DATA SECTION:
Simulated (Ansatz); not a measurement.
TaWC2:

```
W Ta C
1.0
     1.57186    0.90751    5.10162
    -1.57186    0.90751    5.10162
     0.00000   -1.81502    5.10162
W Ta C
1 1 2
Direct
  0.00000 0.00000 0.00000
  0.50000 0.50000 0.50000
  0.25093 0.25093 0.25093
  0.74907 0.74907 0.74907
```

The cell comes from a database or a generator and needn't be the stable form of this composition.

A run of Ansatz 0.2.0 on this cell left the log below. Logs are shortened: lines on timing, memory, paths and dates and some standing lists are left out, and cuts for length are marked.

ACTION ITEM:
Nothing but an exact copy of the lines from the first one above through the line holding "The cell comes" should be returned.

RESPONSE AREA:
Simulated (Ansatz); not a measurement.
TaWC2:

```
W Ta C
1.0
     1.57186    0.90751    5.10162
    -1.57186    0.90751    5.10162
     0.00000   -1.81502    5.10162
W Ta C
1 1 2
Direct
  0.00000 0.00000 0.00000
  0.50000 0.50000 0.50000
  0.25093 0.25093 0.25093
  0.74907 0.74907 0.74907
```

The cell comes from a database or a generator and needn't be the stable form of this composition.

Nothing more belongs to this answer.